**STORED DATA:**
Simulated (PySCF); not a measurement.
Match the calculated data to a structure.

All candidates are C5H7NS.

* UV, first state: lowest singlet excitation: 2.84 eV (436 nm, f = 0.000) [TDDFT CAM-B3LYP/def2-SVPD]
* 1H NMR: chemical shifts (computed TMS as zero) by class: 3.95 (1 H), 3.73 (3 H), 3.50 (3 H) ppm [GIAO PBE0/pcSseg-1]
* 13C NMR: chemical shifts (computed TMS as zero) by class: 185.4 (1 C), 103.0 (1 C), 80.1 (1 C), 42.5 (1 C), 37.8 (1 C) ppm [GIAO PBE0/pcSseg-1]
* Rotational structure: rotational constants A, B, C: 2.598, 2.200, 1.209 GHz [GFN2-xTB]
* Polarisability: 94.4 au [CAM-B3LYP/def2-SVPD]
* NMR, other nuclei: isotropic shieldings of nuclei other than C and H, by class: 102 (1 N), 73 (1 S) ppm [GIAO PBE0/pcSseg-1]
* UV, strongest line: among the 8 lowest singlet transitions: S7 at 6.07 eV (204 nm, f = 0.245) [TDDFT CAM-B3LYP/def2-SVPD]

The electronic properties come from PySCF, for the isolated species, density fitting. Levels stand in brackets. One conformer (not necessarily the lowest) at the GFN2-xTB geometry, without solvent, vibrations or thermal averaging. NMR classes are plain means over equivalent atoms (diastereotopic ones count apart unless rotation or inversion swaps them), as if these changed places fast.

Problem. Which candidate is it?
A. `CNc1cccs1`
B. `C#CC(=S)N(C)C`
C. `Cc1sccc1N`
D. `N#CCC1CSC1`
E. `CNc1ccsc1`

**ACTIVITY:** Please retype, with no changes, the lines that run from the first line of the entries to the line with "S) ppm [GIAO PBE0/pcSseg-1]", both ends included.

**ANSWER BOX:**
Simulated (PySCF); not a measurement.
Match the calculated data to a structure.

All candidates are C5H7NS.

* UV, first state: lowest singlet excitation: 2.84 eV (436 nm, f = 0.000) [TDDFT CAM-B3LYP/def2-SVPD]
* 1H NMR: chemical shifts (computed TMS as zero) by class: 3.95 (1 H), 3.73 (3 H), 3.50 (3 H) ppm [GIAO PBE0/pcSseg-1]
* 13C NMR: chemical shifts (computed TMS as zero) by class: 185.4 (1 C), 103.0 (1 C), 80.1 (1 C), 42.5 (1 C), 37.8 (1 C) ppm [GIAO PBE0/pcSseg-1]
* Rotational structure: rotational constants A, B, C: 2.598, 2.200, 1.209 GHz [GFN2-xTB]
* Polarisability: 94.4 au [CAM-B3LYP/def2-SVPD]
* NMR, other nuclei: isotropic shieldings of nuclei other than C and H, by class: 102 (1 N), 73 (1 S) ppm [GIAO PBE0/pcSseg-1]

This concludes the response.